Task item:
Exactly as they stand, set down all of the records again.

Supplied entries:
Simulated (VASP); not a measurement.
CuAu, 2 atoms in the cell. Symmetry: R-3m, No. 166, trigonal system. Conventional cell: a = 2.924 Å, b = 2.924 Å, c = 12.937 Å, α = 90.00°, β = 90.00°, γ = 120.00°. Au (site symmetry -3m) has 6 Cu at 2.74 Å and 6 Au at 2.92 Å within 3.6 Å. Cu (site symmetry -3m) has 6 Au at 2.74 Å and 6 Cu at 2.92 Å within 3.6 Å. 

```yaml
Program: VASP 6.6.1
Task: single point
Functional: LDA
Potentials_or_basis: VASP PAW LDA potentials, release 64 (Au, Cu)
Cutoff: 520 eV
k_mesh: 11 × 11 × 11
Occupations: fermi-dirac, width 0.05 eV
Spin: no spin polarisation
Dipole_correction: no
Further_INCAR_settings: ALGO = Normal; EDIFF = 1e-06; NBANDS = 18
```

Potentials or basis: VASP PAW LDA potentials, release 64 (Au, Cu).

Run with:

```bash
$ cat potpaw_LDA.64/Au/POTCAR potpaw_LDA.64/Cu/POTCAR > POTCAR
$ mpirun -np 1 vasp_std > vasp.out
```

Expected answer:
Simulated (VASP); not a measurement.
CuAu, 2 atoms in the cell. Symmetry: R-3m, No. 166, trigonal system. Conventional cell: a = 2.924 Å, b = 2.924 Å, c = 12.937 Å, α = 90.00°, β = 90.00°, γ = 120.00°. Au (site symmetry -3m) has 6 Cu at 2.74 Å and 6 Au at 2.92 Å within 3.6 Å. Cu (site symmetry -3m) has 6 Au at 2.74 Å and 6 Cu at 2.92 Å within 3.6 Å. 

```yaml
Program: VASP 6.6.1
Task: single point
Functional: LDA
Potentials_or_basis: VASP PAW LDA potentials, release 64 (Au, Cu)
Cutoff: 520 eV
k_mesh: 11 × 11 × 11
Occupations: fermi-dirac, width 0.05 eV
Spin: no spin polarisation
Dipole_correction: no
Further_INCAR_settings: ALGO = Normal; EDIFF = 1e-06; NBANDS = 18
```

Potentials or basis: VASP PAW LDA potentials, release 64 (Au, Cu).

Run with:

```bash
$ cat potpaw_LDA.64/Au/POTCAR potpaw_LDA.64/Cu/POTCAR > POTCAR
$ mpirun -np 1 vasp_std > vasp.out
```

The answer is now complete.